Data records: Begin

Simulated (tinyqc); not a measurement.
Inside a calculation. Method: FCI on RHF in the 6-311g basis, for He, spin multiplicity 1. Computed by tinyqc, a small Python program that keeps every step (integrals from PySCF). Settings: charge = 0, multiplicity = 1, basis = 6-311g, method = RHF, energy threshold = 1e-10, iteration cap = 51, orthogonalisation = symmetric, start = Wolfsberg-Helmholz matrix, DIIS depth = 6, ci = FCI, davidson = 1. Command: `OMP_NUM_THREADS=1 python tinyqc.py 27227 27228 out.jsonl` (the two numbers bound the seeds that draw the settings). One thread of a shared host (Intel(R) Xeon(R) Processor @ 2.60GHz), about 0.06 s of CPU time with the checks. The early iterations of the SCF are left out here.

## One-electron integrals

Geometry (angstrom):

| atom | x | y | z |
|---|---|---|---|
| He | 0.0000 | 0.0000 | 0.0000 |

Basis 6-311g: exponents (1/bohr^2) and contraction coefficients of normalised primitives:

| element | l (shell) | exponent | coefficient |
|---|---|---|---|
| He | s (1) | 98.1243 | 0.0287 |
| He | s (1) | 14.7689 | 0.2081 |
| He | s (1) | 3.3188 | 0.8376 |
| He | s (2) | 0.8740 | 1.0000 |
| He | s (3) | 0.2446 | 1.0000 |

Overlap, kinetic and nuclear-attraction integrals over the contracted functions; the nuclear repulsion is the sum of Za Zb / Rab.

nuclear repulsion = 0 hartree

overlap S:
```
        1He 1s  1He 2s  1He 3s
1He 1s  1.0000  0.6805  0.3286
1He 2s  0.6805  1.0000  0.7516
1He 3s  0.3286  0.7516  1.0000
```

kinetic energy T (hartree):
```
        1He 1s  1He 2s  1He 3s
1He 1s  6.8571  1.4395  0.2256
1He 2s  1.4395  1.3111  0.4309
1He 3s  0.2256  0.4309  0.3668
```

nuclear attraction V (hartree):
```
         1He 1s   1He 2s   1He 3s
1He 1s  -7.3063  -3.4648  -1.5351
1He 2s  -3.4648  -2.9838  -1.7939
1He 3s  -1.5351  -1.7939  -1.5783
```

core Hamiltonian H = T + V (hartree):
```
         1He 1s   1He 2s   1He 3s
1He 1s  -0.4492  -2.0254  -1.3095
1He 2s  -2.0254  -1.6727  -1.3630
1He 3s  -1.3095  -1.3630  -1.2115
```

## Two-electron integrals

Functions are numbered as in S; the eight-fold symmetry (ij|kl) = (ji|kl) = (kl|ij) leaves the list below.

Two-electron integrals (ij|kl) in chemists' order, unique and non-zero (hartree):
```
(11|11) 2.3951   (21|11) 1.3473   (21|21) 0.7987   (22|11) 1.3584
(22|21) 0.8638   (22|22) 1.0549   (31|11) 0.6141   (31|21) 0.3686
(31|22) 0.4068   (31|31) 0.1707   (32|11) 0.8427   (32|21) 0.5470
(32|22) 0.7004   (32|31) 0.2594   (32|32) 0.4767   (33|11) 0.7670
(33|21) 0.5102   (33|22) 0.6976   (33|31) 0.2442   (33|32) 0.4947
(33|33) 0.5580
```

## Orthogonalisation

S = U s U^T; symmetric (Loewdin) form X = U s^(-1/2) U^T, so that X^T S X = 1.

Data records: End

- _Work task_: Give back exactly the lines from the beginning of the records through the line containing "0.0000 | 0.0000 |", and only those.

- _Task answer_:
Simulated (tinyqc); not a measurement.
Inside a calculation. Method: FCI on RHF in the 6-311g basis, for He, spin multiplicity 1. Computed by tinyqc, a small Python program that keeps every step (integrals from PySCF). Settings: charge = 0, multiplicity = 1, basis = 6-311g, method = RHF, energy threshold = 1e-10, iteration cap = 51, orthogonalisation = symmetric, start = Wolfsberg-Helmholz matrix, DIIS depth = 6, ci = FCI, davidson = 1. Command: `OMP_NUM_THREADS=1 python tinyqc.py 27227 27228 out.jsonl` (the two numbers bound the seeds that draw the settings). One thread of a shared host (Intel(R) Xeon(R) Processor @ 2.60GHz), about 0.06 s of CPU time with the checks. The early iterations of the SCF are left out here.

## One-electron integrals

Geometry (angstrom):

| atom | x | y | z |
|---|---|---|---|
| He | 0.0000 | 0.0000 | 0.0000 |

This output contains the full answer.